## Assignment
The whole listing below is to be returned without alteration.

## Record set
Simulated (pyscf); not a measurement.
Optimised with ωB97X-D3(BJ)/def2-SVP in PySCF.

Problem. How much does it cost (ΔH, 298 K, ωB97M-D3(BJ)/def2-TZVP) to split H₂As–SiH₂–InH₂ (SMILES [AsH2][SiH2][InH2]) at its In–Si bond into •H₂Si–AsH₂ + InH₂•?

## Written reply
Simulated (pyscf); not a measurement.
Optimised with ωB97X-D3(BJ)/def2-SVP in PySCF.

Problem. How much does it cost (ΔH, 298 K, ωB97M-D3(BJ)/def2-TZVP) to split H₂As–SiH₂–InH₂ (SMILES [AsH2][SiH2][InH2]) at its In–Si bond into •H₂Si–AsH₂ + InH₂•?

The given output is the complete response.